[Work request]
Every line from the beginning of the data through the line containing "Computed with PySCF" should be reproduced exactly, and no further lines should be output.

Recorded data: Begin

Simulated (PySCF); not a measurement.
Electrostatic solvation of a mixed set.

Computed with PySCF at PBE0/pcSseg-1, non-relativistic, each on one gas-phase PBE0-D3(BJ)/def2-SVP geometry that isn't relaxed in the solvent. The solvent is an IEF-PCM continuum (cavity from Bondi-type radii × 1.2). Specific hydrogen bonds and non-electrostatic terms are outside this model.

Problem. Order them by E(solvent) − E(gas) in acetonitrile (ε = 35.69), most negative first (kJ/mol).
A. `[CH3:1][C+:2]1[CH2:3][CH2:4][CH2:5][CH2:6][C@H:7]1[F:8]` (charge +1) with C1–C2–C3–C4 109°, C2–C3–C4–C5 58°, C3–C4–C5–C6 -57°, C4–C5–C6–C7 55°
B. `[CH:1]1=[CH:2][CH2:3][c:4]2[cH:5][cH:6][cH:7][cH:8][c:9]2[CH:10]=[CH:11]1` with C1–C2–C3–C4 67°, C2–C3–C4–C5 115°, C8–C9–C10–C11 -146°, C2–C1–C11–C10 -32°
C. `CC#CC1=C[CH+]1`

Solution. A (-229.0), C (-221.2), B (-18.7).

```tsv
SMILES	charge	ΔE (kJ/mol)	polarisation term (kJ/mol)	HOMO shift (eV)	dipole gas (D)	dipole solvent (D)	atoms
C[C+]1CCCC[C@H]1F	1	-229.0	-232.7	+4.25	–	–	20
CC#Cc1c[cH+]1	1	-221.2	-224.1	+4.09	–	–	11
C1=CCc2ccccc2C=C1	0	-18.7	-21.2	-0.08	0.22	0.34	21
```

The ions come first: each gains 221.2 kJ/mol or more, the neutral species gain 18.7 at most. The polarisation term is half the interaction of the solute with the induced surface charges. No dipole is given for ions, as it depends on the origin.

Recorded data: End

[Worked solution]
Simulated (PySCF); not a measurement.
Electrostatic solvation of a mixed set.

Computed with PySCF at PBE0/pcSseg-1, non-relativistic, each on one gas-phase PBE0-D3(BJ)/def2-SVP geometry that isn't relaxed in the solvent. The solvent is an IEF-PCM continuum (cavity from Bondi-type radii × 1.2). Specific hydrogen bonds and non-electrostatic terms are outside this model.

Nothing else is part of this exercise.